## Assignment
From the data below, set down exactly the lines between the one holding "13280.2 eV |" and the one holding "44.1 | 14.7 |", inclusive, and no others.

*** Opening of Listed records ***
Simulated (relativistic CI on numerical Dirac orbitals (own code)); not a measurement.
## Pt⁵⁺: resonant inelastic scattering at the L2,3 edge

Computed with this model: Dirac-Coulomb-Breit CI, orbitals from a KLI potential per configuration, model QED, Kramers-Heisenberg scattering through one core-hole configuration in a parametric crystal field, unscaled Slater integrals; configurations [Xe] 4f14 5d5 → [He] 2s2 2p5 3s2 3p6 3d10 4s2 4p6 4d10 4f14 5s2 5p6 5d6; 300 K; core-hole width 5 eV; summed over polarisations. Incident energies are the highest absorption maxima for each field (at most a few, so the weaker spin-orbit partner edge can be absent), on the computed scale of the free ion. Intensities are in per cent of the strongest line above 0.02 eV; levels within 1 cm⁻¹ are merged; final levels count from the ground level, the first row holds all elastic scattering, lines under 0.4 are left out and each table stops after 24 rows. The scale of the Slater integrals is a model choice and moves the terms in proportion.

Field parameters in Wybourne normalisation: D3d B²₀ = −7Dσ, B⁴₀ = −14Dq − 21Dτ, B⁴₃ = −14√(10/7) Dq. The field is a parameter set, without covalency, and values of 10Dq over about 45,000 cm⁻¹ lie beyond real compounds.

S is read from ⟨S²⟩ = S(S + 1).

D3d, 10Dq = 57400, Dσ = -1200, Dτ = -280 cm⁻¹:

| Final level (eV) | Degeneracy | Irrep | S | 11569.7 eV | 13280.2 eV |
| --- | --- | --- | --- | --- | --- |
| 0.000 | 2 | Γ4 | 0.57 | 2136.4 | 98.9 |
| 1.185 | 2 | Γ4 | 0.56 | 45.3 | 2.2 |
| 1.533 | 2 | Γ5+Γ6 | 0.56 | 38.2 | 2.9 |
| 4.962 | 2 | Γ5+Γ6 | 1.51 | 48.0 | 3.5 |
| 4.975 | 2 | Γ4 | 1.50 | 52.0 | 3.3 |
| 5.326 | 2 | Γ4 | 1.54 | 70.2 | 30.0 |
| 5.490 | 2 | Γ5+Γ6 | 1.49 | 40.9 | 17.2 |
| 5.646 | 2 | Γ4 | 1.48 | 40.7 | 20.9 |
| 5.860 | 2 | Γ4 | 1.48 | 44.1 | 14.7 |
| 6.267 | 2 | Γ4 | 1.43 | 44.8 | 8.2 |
*** Close of Listed records ***

## Exercise result
| Final level (eV) | Degeneracy | Irrep | S | 11569.7 eV | 13280.2 eV |
| --- | --- | --- | --- | --- | --- |
| 0.000 | 2 | Γ4 | 0.57 | 2136.4 | 98.9 |
| 1.185 | 2 | Γ4 | 0.56 | 45.3 | 2.2 |
| 1.533 | 2 | Γ5+Γ6 | 0.56 | 38.2 | 2.9 |
| 4.962 | 2 | Γ5+Γ6 | 1.51 | 48.0 | 3.5 |
| 4.975 | 2 | Γ4 | 1.50 | 52.0 | 3.3 |
| 5.326 | 2 | Γ4 | 1.54 | 70.2 | 30.0 |
| 5.490 | 2 | Γ5+Γ6 | 1.49 | 40.9 | 17.2 |
| 5.646 | 2 | Γ4 | 1.48 | 40.7 | 20.9 |
| 5.860 | 2 | Γ4 | 1.48 | 44.1 | 14.7 |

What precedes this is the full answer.